» **PROVIDED DATA**:
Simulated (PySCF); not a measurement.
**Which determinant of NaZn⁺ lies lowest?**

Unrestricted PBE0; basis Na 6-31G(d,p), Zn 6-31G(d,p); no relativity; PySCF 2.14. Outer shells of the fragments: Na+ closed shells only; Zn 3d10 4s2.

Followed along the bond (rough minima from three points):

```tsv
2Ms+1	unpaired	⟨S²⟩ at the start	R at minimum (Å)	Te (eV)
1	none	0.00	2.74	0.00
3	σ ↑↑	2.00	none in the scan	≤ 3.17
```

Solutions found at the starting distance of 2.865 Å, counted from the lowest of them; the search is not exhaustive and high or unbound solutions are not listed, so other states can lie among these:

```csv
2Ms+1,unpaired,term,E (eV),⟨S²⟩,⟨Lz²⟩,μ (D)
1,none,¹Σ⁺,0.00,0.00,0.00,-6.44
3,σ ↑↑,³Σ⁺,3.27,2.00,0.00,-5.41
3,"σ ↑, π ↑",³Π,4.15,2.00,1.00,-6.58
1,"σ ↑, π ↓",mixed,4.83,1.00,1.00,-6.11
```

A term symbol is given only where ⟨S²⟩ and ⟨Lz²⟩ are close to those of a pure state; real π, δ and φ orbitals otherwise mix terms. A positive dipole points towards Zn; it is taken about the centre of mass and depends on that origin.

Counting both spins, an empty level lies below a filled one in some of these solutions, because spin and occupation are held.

» **WORK TASK**: Repeat the entries verbatim through the line with "A term symbol".

» **PROBLEM SOLUTION**:
Simulated (PySCF); not a measurement.
**Which determinant of NaZn⁺ lies lowest?**

Unrestricted PBE0; basis Na 6-31G(d,p), Zn 6-31G(d,p); no relativity; PySCF 2.14. Outer shells of the fragments: Na+ closed shells only; Zn 3d10 4s2.

Followed along the bond (rough minima from three points):

```tsv
2Ms+1	unpaired	⟨S²⟩ at the start	R at minimum (Å)	Te (eV)
1	none	0.00	2.74	0.00
3	σ ↑↑	2.00	none in the scan	≤ 3.17
```

Solutions found at the starting distance of 2.865 Å, counted from the lowest of them; the search is not exhaustive and high or unbound solutions are not listed, so other states can lie among these:

```csv
2Ms+1,unpaired,term,E (eV),⟨S²⟩,⟨Lz²⟩,μ (D)
1,none,¹Σ⁺,0.00,0.00,0.00,-6.44
3,σ ↑↑,³Σ⁺,3.27,2.00,0.00,-5.41
3,"σ ↑, π ↑",³Π,4.15,2.00,1.00,-6.58
1,"σ ↑, π ↓",mixed,4.83,1.00,1.00,-6.11
```

A term symbol is given only where ⟨S²⟩ and ⟨Lz²⟩ are close to those of a pure state; real π, δ and φ orbitals otherwise mix terms. A positive dipole points towards Zn; it is taken about the centre of mass and depends on that origin.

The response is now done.